## Work request
Lines from the top of the entries down to the line with "The conventional cell" must be set down exactly as they stand, with both ends retained.

--- Entries provided Enclosed Below ---

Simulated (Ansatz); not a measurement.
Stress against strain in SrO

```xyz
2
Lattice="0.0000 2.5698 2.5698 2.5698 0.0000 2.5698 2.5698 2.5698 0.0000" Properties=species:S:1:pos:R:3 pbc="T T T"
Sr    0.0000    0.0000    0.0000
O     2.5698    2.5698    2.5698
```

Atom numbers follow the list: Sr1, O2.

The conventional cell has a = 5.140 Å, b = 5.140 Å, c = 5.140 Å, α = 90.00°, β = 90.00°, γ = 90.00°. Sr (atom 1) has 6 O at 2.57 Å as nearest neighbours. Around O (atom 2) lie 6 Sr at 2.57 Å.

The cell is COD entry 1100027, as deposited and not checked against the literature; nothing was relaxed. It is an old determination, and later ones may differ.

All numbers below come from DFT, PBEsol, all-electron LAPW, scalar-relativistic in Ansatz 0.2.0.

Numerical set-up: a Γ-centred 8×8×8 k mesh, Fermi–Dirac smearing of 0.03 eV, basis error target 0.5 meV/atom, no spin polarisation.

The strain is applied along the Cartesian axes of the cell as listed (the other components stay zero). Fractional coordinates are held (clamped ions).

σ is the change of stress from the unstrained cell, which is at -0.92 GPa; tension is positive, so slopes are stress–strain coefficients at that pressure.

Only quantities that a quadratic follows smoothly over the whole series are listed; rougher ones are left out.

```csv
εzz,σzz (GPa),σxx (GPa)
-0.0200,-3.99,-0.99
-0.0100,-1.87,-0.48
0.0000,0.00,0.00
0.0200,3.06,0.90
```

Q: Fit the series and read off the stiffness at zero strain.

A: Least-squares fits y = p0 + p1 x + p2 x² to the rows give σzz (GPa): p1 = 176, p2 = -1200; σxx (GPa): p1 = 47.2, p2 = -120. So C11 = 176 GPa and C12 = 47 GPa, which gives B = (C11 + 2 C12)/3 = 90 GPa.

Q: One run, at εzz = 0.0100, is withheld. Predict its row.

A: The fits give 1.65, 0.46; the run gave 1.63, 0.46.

--- End of Enclosed Entries provided ---

## Response area
Simulated (Ansatz); not a measurement.
Stress against strain in SrO

```xyz
2
Lattice="0.0000 2.5698 2.5698 2.5698 0.0000 2.5698 2.5698 2.5698 0.0000" Properties=species:S:1:pos:R:3 pbc="T T T"
Sr    0.0000    0.0000    0.0000
O     2.5698    2.5698    2.5698
```

Atom numbers follow the list: Sr1, O2.

The conventional cell has a = 5.140 Å, b = 5.140 Å, c = 5.140 Å, α = 90.00°, β = 90.00°, γ = 90.00°. Sr (atom 1) has 6 O at 2.57 Å as nearest neighbours. Around O (atom 2) lie 6 Sr at 2.57 Å.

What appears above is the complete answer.